> DATA FOR REVIEW
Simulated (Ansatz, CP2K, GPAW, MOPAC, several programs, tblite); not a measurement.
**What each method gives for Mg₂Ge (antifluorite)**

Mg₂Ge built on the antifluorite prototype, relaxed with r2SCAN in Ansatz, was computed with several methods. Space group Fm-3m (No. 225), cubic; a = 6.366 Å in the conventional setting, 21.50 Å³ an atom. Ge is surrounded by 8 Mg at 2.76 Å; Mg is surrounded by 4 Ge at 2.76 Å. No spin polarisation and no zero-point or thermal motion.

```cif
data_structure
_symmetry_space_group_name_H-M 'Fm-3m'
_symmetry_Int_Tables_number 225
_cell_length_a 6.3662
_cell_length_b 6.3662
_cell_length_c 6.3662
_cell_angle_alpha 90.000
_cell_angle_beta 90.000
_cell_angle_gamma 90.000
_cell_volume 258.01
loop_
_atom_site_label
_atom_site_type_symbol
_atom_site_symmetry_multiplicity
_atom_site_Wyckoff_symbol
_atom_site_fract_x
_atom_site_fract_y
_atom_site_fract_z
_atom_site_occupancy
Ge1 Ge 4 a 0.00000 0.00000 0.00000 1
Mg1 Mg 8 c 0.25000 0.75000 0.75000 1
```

> TASK ITEM
All of the entries above need to be reproduced exactly.

> RESPONSE AREA
Simulated (Ansatz, CP2K, GPAW, MOPAC, several programs, tblite); not a measurement.
**What each method gives for Mg₂Ge (antifluorite)**

Mg₂Ge built on the antifluorite prototype, relaxed with r2SCAN in Ansatz, was computed with several methods. Space group Fm-3m (No. 225), cubic; a = 6.366 Å in the conventional setting, 21.50 Å³ an atom. Ge is surrounded by 8 Mg at 2.76 Å; Mg is surrounded by 4 Ge at 2.76 Å. No spin polarisation and no zero-point or thermal motion.

```cif
data_structure
_symmetry_space_group_name_H-M 'Fm-3m'
_symmetry_Int_Tables_number 225
_cell_length_a 6.3662
_cell_length_b 6.3662
_cell_length_c 6.3662
_cell_angle_alpha 90.000
_cell_angle_beta 90.000
_cell_angle_gamma 90.000
_cell_volume 258.01
loop_
_atom_site_label
_atom_site_type_symbol
_atom_site_symmetry_multiplicity
_atom_site_Wyckoff_symbol
_atom_site_fract_x
_atom_site_fract_y
_atom_site_fract_z
_atom_site_occupancy
Ge1 Ge 4 a 0.00000 0.00000 0.00000 1
Mg1 Mg 8 c 0.25000 0.75000 0.75000 1
```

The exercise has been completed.